--------------------------------------------------

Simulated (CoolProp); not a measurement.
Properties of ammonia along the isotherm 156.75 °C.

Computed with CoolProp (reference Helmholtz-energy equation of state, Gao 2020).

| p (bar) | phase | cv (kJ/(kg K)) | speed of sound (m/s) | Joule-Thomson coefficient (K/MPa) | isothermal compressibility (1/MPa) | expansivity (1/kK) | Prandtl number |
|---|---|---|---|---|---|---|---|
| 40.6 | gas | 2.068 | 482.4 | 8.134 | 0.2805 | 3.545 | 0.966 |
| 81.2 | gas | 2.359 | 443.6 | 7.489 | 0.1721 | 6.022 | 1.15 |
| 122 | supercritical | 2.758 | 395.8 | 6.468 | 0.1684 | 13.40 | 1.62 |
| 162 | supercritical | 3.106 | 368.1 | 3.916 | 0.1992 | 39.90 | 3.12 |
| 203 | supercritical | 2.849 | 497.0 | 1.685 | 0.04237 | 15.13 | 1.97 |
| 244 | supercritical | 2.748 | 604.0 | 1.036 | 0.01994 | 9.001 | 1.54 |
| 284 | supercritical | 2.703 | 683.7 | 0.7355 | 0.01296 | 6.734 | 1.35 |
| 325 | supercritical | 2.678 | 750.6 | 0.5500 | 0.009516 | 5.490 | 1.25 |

--------------------------------------------------

Assigned task:
Every line of the listing, first to last, should be retyped exactly.

Expected answer:
Simulated (CoolProp); not a measurement.
Properties of ammonia along the isotherm 156.75 °C.

Computed with CoolProp (reference Helmholtz-energy equation of state, Gao 2020).

| p (bar) | phase | cv (kJ/(kg K)) | speed of sound (m/s) | Joule-Thomson coefficient (K/MPa) | isothermal compressibility (1/MPa) | expansivity (1/kK) | Prandtl number |
|---|---|---|---|---|---|---|---|
| 40.6 | gas | 2.068 | 482.4 | 8.134 | 0.2805 | 3.545 | 0.966 |
| 81.2 | gas | 2.359 | 443.6 | 7.489 | 0.1721 | 6.022 | 1.15 |
| 122 | supercritical | 2.758 | 395.8 | 6.468 | 0.1684 | 13.40 | 1.62 |
| 162 | supercritical | 3.106 | 368.1 | 3.916 | 0.1992 | 39.90 | 3.12 |
| 203 | supercritical | 2.849 | 497.0 | 1.685 | 0.04237 | 15.13 | 1.97 |
| 244 | supercritical | 2.748 | 604.0 | 1.036 | 0.01994 | 9.001 | 1.54 |
| 284 | supercritical | 2.703 | 683.7 | 0.7355 | 0.01296 | 6.734 | 1.35 |
| 325 | supercritical | 2.678 | 750.6 | 0.5500 | 0.009516 | 5.490 | 1.25 |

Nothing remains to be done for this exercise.